Set the data down again, word for word, as it appears below.

# # #

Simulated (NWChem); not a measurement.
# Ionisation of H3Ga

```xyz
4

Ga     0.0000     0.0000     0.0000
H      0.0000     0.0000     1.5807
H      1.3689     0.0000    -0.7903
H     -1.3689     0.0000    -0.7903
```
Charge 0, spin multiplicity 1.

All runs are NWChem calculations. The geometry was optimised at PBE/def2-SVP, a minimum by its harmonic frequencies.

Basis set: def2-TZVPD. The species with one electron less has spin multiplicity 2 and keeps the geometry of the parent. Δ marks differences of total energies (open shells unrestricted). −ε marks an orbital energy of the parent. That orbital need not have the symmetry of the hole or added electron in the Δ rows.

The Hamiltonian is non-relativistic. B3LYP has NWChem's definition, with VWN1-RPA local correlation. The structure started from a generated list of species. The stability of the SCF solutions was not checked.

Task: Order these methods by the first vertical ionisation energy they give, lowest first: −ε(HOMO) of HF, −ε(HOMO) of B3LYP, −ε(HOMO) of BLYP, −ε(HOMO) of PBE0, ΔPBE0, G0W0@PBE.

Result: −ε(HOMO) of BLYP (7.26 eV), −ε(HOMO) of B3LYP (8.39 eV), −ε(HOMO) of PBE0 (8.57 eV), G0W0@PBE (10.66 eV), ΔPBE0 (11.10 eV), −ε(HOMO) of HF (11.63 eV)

# # #

## Written solution
Simulated (NWChem); not a measurement.
# Ionisation of H3Ga

```xyz
4

Ga     0.0000     0.0000     0.0000
H      0.0000     0.0000     1.5807
H      1.3689     0.0000    -0.7903
H     -1.3689     0.0000    -0.7903
```
Charge 0, spin multiplicity 1.

All runs are NWChem calculations. The geometry was optimised at PBE/def2-SVP, a minimum by its harmonic frequencies.

Basis set: def2-TZVPD. The species with one electron less has spin multiplicity 2 and keeps the geometry of the parent. Δ marks differences of total energies (open shells unrestricted). −ε marks an orbital energy of the parent. That orbital need not have the symmetry of the hole or added electron in the Δ rows.

The Hamiltonian is non-relativistic. B3LYP has NWChem's definition, with VWN1-RPA local correlation. The structure started from a generated list of species. The stability of the SCF solutions was not checked.

Task: Order these methods by the first vertical ionisation energy they give, lowest first: −ε(HOMO) of HF, −ε(HOMO) of B3LYP, −ε(HOMO) of BLYP, −ε(HOMO) of PBE0, ΔPBE0, G0W0@PBE.

Result: −ε(HOMO) of BLYP (7.26 eV), −ε(HOMO) of B3LYP (8.39 eV), −ε(HOMO) of PBE0 (8.57 eV), G0W0@PBE (10.66 eV), ΔPBE0 (11.10 eV), −ε(HOMO) of HF (11.63 eV)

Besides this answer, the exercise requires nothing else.